DATA EXCERPTS.
□ □ □ □ □

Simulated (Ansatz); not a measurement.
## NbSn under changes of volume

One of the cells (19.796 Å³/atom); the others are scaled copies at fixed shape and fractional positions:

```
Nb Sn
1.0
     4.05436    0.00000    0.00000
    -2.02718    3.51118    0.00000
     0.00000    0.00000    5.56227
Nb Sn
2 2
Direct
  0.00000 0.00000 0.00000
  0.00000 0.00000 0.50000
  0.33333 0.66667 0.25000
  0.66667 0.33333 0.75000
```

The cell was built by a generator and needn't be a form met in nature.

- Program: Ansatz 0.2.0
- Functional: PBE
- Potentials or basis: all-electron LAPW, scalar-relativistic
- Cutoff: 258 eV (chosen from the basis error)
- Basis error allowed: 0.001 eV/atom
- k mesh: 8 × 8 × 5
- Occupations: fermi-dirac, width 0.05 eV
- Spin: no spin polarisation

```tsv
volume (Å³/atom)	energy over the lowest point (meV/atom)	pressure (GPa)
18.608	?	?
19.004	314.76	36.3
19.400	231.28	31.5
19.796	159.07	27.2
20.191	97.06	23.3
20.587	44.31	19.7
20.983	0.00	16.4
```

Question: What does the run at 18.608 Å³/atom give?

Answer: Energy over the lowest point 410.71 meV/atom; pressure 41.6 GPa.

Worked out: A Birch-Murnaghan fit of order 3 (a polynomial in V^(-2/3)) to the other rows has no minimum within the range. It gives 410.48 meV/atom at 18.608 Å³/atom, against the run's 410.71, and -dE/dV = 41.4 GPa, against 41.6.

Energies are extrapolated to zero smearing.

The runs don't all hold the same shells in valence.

□ □ □ □ □

REQUIRED ACTION. Give back the listing exactly, please, from its first line to the line containing "Energies are extrapolated to zero smearing.", inclusive, and nothing past that line.

YOUR RESPONSE.
Simulated (Ansatz); not a measurement.
## NbSn under changes of volume

One of the cells (19.796 Å³/atom); the others are scaled copies at fixed shape and fractional positions:

```
Nb Sn
1.0
     4.05436    0.00000    0.00000
    -2.02718    3.51118    0.00000
     0.00000    0.00000    5.56227
Nb Sn
2 2
Direct
  0.00000 0.00000 0.00000
  0.00000 0.00000 0.50000
  0.33333 0.66667 0.25000
  0.66667 0.33333 0.75000
```

The cell was built by a generator and needn't be a form met in nature.

- Program: Ansatz 0.2.0
- Functional: PBE
- Potentials or basis: all-electron LAPW, scalar-relativistic
- Cutoff: 258 eV (chosen from the basis error)
- Basis error allowed: 0.001 eV/atom
- k mesh: 8 × 8 × 5
- Occupations: fermi-dirac, width 0.05 eV
- Spin: no spin polarisation

```tsv
volume (Å³/atom)	energy over the lowest point (meV/atom)	pressure (GPa)
18.608	?	?
19.004	314.76	36.3
19.400	231.28	31.5
19.796	159.07	27.2
20.191	97.06	23.3
20.587	44.31	19.7
20.983	0.00	16.4
```

Question: What does the run at 18.608 Å³/atom give?

Answer: Energy over the lowest point 410.71 meV/atom; pressure 41.6 GPa.

Worked out: A Birch-Murnaghan fit of order 3 (a polynomial in V^(-2/3)) to the other rows has no minimum within the range. It gives 410.48 meV/atom at 18.608 Å³/atom, against the run's 410.71, and -dE/dV = 41.4 GPa, against 41.6.

Energies are extrapolated to zero smearing.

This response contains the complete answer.